● ● ● ● ●

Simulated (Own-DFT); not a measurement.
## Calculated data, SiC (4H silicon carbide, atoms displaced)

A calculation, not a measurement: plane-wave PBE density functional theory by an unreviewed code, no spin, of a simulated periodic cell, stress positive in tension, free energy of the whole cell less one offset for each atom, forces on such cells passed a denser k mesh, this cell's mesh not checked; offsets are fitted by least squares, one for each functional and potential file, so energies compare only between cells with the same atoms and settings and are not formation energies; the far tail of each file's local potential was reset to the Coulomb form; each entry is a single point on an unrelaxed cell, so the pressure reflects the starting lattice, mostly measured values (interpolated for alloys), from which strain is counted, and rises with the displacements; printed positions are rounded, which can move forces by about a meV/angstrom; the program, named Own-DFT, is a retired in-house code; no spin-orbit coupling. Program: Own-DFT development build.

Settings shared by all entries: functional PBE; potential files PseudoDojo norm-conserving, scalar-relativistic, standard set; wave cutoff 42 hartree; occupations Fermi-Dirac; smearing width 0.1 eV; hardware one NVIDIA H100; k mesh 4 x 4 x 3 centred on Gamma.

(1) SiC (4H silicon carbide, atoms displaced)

● ● ● ● ●

**WORK ORDER**
Of all the entries above, retype exactly the lines from the line with "A calculation, not" to the line with "Settings shared by", both included, and no others.

**RESPONSE AREA**
A calculation, not a measurement: plane-wave PBE density functional theory by an unreviewed code, no spin, of a simulated periodic cell, stress positive in tension, free energy of the whole cell less one offset for each atom, forces on such cells passed a denser k mesh, this cell's mesh not checked; offsets are fitted by least squares, one for each functional and potential file, so energies compare only between cells with the same atoms and settings and are not formation energies; the far tail of each file's local potential was reset to the Coulomb form; each entry is a single point on an unrelaxed cell, so the pressure reflects the starting lattice, mostly measured values (interpolated for alloys), from which strain is counted, and rises with the displacements; printed positions are rounded, which can move forces by about a meV/angstrom; the program, named Own-DFT, is a retired in-house code; no spin-orbit coupling. Program: Own-DFT development build.

Settings shared by all entries: functional PBE; potential files PseudoDojo norm-conserving, scalar-relativistic, standard set; wave cutoff 42 hartree; occupations Fermi-Dirac; smearing width 0.1 eV; hardware one NVIDIA H100; k mesh 4 x 4 x 3 centred on Gamma.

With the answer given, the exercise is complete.